_WORK ORDER:_ Return exactly those lines of the material below that fall between the line holding "Constants: kB = 8.617333262e-05 eV/K." and the line holding "The local activation", inclusive.

******************************

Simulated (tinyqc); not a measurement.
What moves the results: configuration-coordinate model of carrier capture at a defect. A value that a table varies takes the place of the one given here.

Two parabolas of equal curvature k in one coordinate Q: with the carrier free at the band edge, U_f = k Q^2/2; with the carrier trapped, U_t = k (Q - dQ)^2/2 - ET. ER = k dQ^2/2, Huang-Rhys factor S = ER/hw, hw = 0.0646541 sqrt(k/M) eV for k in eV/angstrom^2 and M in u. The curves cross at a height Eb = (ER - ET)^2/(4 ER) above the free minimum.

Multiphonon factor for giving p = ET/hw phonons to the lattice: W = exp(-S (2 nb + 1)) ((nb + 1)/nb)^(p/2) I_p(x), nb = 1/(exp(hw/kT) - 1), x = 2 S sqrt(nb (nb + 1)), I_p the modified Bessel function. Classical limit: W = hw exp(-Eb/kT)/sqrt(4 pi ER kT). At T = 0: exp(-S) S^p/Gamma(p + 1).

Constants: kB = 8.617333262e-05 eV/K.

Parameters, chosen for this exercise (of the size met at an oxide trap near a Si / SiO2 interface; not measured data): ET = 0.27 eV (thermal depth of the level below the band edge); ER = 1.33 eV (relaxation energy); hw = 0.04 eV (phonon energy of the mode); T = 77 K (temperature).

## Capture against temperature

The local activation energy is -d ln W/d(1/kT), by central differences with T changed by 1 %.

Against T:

******************************

_WRITTEN ANSWER:_
Constants: kB = 8.617333262e-05 eV/K.

Parameters, chosen for this exercise (of the size met at an oxide trap near a Si / SiO2 interface; not measured data): ET = 0.27 eV (thermal depth of the level below the band edge); ER = 1.33 eV (relaxation energy); hw = 0.04 eV (phonon energy of the mode); T = 77 K (temperature).

## Capture against temperature

The local activation energy is -d ln W/d(1/kT), by central differences with T changed by 1 %.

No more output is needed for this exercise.